ACTIVITY
Return only the lines running from the top of the entries to the line with "of this run.", inclusive, exactly as written.

SOURCE MATERIAL

==================================================

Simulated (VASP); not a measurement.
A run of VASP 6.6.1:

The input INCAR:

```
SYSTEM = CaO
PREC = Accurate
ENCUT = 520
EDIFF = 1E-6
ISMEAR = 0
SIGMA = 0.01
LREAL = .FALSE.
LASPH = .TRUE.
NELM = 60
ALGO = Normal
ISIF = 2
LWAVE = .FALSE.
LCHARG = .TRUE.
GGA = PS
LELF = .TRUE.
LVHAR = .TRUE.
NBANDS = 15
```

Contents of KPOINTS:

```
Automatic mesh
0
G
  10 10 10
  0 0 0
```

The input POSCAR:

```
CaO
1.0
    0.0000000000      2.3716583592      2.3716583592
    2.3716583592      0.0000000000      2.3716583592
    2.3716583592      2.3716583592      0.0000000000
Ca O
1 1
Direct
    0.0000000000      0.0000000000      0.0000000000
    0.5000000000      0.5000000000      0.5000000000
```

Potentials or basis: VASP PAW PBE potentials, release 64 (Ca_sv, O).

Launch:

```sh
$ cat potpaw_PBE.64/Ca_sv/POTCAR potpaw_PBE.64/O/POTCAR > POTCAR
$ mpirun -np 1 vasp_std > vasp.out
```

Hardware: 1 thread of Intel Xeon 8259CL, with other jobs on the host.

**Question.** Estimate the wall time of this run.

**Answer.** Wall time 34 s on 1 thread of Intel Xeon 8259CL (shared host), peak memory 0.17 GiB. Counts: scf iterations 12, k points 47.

==================================================

TASK OUTPUT
Simulated (VASP); not a measurement.
A run of VASP 6.6.1:

The input INCAR:

```
SYSTEM = CaO
PREC = Accurate
ENCUT = 520
EDIFF = 1E-6
ISMEAR = 0
SIGMA = 0.01
LREAL = .FALSE.
LASPH = .TRUE.
NELM = 60
ALGO = Normal
ISIF = 2
LWAVE = .FALSE.
LCHARG = .TRUE.
GGA = PS
LELF = .TRUE.
LVHAR = .TRUE.
NBANDS = 15
```

Contents of KPOINTS:

```
Automatic mesh
0
G
  10 10 10
  0 0 0
```

The input POSCAR:

```
CaO
1.0
    0.0000000000      2.3716583592      2.3716583592
    2.3716583592      0.0000000000      2.3716583592
    2.3716583592      2.3716583592      0.0000000000
Ca O
1 1
Direct
    0.0000000000      0.0000000000      0.0000000000
    0.5000000000      0.5000000000      0.5000000000
```

Potentials or basis: VASP PAW PBE potentials, release 64 (Ca_sv, O).

Launch:

```sh
$ cat potpaw_PBE.64/Ca_sv/POTCAR potpaw_PBE.64/O/POTCAR > POTCAR
$ mpirun -np 1 vasp_std > vasp.out
```

Hardware: 1 thread of Intel Xeon 8259CL, with other jobs on the host.

**Question.** Estimate the wall time of this run.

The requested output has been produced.